Start of Block
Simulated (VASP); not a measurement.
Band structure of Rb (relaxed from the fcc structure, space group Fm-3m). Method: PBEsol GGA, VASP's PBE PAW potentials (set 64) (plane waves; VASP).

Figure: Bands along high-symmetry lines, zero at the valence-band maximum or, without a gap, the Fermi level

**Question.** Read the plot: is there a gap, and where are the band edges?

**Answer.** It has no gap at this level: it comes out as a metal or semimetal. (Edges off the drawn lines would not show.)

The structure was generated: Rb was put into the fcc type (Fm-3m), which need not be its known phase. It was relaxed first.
End of Block

- Required action:
Quote the listing above from its first line to the line with "would not show.)", inclusive, and add nothing.

- Your response:
Simulated (VASP); not a measurement.
Band structure of Rb (relaxed from the fcc structure, space group Fm-3m). Method: PBEsol GGA, VASP's PBE PAW potentials (set 64) (plane waves; VASP).

Figure: Bands along high-symmetry lines, zero at the valence-band maximum or, without a gap, the Fermi level

**Question.** Read the plot: is there a gap, and where are the band edges?

**Answer.** It has no gap at this level: it comes out as a metal or semimetal. (Edges off the drawn lines would not show.)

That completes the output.